> [Assignment]
Working from the entries below, give again each line from the first through the one containing "## 3. Transmission across the boundary", exactly and with nothing else.

————

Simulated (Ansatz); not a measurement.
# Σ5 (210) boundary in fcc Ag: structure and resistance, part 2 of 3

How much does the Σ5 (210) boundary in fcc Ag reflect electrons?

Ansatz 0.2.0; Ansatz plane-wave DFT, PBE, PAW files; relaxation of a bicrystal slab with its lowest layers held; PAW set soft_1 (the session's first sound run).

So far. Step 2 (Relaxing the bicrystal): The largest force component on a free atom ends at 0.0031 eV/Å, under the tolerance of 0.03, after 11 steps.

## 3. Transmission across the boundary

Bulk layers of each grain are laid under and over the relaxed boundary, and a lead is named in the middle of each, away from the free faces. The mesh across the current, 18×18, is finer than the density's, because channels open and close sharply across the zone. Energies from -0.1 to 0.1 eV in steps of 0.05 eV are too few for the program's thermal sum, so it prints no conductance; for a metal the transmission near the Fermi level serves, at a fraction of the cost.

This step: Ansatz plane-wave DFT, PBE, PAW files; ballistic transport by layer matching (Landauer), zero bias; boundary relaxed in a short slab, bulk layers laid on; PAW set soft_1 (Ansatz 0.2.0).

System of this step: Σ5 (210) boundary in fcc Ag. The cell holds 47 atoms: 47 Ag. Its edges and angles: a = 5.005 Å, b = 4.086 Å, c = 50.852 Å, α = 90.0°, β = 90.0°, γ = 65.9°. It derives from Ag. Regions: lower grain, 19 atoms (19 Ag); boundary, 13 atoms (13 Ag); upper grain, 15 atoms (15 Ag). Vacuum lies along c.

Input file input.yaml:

————

> [Answer space]
Simulated (Ansatz); not a measurement.
# Σ5 (210) boundary in fcc Ag: structure and resistance, part 2 of 3

How much does the Σ5 (210) boundary in fcc Ag reflect electrons?

Ansatz 0.2.0; Ansatz plane-wave DFT, PBE, PAW files; relaxation of a bicrystal slab with its lowest layers held; PAW set soft_1 (the session's first sound run).

So far. Step 2 (Relaxing the bicrystal): The largest force component on a free atom ends at 0.0031 eV/Å, under the tolerance of 0.03, after 11 steps.

## 3. Transmission across the boundary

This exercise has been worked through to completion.